▸ **TASK ITEM**:
Your task is to write out exactly the lines of the listing below, from the first down to the line that holds "Consider the ligand".

▸ **RECORDS SUPPLIED**:
□ □ □ □ □ □ □
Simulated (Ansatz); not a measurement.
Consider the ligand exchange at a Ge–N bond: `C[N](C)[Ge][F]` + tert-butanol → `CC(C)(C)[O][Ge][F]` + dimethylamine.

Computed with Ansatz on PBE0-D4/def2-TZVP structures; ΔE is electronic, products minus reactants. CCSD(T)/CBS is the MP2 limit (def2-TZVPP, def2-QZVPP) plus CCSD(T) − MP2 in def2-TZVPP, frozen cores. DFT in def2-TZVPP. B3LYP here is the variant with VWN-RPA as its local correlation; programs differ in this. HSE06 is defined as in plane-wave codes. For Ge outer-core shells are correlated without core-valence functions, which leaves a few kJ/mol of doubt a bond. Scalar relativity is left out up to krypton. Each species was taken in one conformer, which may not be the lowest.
□ □ □ □ □ □ □

▸ **ANSWER SPACE**:
Simulated (Ansatz); not a measurement.
Consider the ligand exchange at a Ge–N bond: `C[N](C)[Ge][F]` + tert-butanol → `CC(C)(C)[O][Ge][F]` + dimethylamine.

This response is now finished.